Exercise — From the line with "VASP | Ansatz |" through the line with "Relaxed volume (Å³/atom): 22.53;", repeat the entries verbatim, both end lines included, and add nothing.

Records provided —
/---

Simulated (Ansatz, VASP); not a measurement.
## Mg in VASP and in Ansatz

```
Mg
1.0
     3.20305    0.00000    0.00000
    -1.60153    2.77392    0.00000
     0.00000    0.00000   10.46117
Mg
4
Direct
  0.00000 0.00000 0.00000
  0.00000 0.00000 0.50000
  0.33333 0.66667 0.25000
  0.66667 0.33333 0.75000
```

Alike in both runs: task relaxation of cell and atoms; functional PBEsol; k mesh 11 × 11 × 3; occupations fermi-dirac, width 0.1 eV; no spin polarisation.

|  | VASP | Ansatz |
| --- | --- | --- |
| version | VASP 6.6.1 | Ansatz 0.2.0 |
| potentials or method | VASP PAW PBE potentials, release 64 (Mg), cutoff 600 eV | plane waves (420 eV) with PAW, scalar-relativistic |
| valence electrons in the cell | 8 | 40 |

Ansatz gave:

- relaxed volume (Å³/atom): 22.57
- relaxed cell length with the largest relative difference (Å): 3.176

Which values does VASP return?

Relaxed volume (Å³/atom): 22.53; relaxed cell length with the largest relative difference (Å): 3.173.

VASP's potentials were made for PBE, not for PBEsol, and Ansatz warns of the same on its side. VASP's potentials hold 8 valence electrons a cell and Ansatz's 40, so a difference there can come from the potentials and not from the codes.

\---

Expected answer —
|  | VASP | Ansatz |
| --- | --- | --- |
| version | VASP 6.6.1 | Ansatz 0.2.0 |
| potentials or method | VASP PAW PBE potentials, release 64 (Mg), cutoff 600 eV | plane waves (420 eV) with PAW, scalar-relativistic |
| valence electrons in the cell | 8 | 40 |

Ansatz gave:

- relaxed volume (Å³/atom): 22.57
- relaxed cell length with the largest relative difference (Å): 3.176

Which values does VASP return?

Relaxed volume (Å³/atom): 22.53; relaxed cell length with the largest relative difference (Å): 3.173.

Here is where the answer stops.